== Supplied information ==

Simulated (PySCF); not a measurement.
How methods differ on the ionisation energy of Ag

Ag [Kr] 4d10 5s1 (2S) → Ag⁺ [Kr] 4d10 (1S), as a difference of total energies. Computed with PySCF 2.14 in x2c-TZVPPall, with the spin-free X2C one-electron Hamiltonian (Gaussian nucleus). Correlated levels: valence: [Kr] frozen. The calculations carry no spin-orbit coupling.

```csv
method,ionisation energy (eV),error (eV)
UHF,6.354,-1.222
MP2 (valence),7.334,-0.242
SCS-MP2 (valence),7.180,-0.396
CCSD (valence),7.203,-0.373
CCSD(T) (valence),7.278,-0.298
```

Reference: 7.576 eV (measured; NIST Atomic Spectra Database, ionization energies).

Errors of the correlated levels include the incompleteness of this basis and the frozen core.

===

Assignment. Output each line of the material above. Nothing should differ from the original.

Task response.
Simulated (PySCF); not a measurement.
How methods differ on the ionisation energy of Ag

Ag [Kr] 4d10 5s1 (2S) → Ag⁺ [Kr] 4d10 (1S), as a difference of total energies. Computed with PySCF 2.14 in x2c-TZVPPall, with the spin-free X2C one-electron Hamiltonian (Gaussian nucleus). Correlated levels: valence: [Kr] frozen. The calculations carry no spin-orbit coupling.

```csv
method,ionisation energy (eV),error (eV)
UHF,6.354,-1.222
MP2 (valence),7.334,-0.242
SCS-MP2 (valence),7.180,-0.396
CCSD (valence),7.203,-0.373
CCSD(T) (valence),7.278,-0.298
```

Reference: 7.576 eV (measured; NIST Atomic Spectra Database, ionization energies).

Errors of the correlated levels include the incompleteness of this basis and the frozen core.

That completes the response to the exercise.